> [WORK ORDER]: Starting at the first line of the data below, repeat each line word for word up to and including the line with "## Ideal shear of a crystal plane in Pt".

+++ DATASET +++

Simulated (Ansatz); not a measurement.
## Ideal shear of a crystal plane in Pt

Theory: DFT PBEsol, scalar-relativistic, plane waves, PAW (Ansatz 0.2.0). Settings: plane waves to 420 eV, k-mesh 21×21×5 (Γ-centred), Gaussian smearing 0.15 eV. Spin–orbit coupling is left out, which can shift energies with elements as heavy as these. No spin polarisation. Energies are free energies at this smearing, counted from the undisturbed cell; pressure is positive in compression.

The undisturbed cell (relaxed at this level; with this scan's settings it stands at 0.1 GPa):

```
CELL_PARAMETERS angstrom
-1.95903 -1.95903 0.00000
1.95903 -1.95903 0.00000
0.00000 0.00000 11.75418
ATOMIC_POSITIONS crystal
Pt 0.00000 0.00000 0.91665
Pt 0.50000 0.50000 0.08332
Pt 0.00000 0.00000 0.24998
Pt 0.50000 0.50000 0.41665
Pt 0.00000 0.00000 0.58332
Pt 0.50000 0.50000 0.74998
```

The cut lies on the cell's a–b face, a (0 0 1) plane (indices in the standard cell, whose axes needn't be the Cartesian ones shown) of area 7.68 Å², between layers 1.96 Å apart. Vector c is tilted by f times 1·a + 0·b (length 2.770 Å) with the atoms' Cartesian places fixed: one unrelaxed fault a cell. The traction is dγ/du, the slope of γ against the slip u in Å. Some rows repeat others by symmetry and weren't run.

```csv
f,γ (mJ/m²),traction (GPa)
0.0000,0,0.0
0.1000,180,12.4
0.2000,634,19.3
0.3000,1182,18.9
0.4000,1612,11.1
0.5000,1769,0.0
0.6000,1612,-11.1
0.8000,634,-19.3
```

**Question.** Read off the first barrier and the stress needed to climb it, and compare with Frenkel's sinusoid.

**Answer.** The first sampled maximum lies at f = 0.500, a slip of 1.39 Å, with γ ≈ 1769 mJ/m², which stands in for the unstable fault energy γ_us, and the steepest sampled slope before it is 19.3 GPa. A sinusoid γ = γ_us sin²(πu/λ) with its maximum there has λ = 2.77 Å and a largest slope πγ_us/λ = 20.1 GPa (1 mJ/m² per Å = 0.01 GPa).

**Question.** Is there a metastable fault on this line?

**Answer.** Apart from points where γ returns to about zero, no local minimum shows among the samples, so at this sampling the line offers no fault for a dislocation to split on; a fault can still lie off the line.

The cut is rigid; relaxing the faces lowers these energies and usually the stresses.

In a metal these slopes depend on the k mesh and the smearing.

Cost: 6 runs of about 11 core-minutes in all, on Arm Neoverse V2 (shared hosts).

+++

> [ANSWER BOX]:
Simulated (Ansatz); not a measurement.
## Ideal shear of a crystal plane in Pt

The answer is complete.